──────
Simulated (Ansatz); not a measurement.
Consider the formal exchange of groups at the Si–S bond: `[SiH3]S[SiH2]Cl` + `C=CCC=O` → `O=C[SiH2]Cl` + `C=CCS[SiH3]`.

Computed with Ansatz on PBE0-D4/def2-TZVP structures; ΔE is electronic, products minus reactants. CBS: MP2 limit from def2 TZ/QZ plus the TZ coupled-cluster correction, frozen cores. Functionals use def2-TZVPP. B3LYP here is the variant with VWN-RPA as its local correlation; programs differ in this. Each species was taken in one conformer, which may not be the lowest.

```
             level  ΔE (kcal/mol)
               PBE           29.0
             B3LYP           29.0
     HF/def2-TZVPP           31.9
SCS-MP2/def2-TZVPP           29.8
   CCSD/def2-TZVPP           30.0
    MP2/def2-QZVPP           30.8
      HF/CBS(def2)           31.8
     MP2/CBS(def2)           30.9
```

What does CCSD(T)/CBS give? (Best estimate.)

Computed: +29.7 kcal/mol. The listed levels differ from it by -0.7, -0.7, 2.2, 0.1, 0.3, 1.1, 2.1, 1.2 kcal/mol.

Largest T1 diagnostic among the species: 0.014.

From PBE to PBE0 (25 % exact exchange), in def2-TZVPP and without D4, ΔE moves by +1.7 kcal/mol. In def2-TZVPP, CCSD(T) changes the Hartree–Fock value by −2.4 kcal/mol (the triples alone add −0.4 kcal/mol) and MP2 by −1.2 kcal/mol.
──────

REQUIREMENT: Exactly as written, please reproduce the lines from the first line of the data to the line containing "Largest T1 diagnostic", inclusive, and nothing else.

ANSWER BOX:
Simulated (Ansatz); not a measurement.
Consider the formal exchange of groups at the Si–S bond: `[SiH3]S[SiH2]Cl` + `C=CCC=O` → `O=C[SiH2]Cl` + `C=CCS[SiH3]`.

Computed with Ansatz on PBE0-D4/def2-TZVP structures; ΔE is electronic, products minus reactants. CBS: MP2 limit from def2 TZ/QZ plus the TZ coupled-cluster correction, frozen cores. Functionals use def2-TZVPP. B3LYP here is the variant with VWN-RPA as its local correlation; programs differ in this. Each species was taken in one conformer, which may not be the lowest.

```
             level  ΔE (kcal/mol)
               PBE           29.0
             B3LYP           29.0
     HF/def2-TZVPP           31.9
SCS-MP2/def2-TZVPP           29.8
   CCSD/def2-TZVPP           30.0
    MP2/def2-QZVPP           30.8
      HF/CBS(def2)           31.8
     MP2/CBS(def2)           30.9
```

What does CCSD(T)/CBS give? (Best estimate.)

Computed: +29.7 kcal/mol. The listed levels differ from it by -0.7, -0.7, 2.2, 0.1, 0.3, 1.1, 2.1, 1.2 kcal/mol.

Largest T1 diagnostic among the species: 0.014.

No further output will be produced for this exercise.